───── Study material ─────
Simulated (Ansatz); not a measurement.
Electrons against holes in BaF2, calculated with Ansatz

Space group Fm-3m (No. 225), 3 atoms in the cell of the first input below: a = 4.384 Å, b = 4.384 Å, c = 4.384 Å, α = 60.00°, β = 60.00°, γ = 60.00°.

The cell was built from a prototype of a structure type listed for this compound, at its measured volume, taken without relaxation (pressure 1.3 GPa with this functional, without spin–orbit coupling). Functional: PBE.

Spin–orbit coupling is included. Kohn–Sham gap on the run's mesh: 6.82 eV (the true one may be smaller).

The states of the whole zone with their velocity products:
─────

Assigned task -> Begin at the first line of the material above. Transcribe each line exactly, ending with the line that contains "Spin–orbit coupling is".

Reply ->
Simulated (Ansatz); not a measurement.
Electrons against holes in BaF2, calculated with Ansatz

Space group Fm-3m (No. 225), 3 atoms in the cell of the first input below: a = 4.384 Å, b = 4.384 Å, c = 4.384 Å, α = 60.00°, β = 60.00°, γ = 60.00°.

The cell was built from a prototype of a structure type listed for this compound, at its measured volume, taken without relaxation (pressure 1.3 GPa with this functional, without spin–orbit coupling). Functional: PBE.

Spin–orbit coupling is included. Kohn–Sham gap on the run's mesh: 6.82 eV (the true one may be smaller).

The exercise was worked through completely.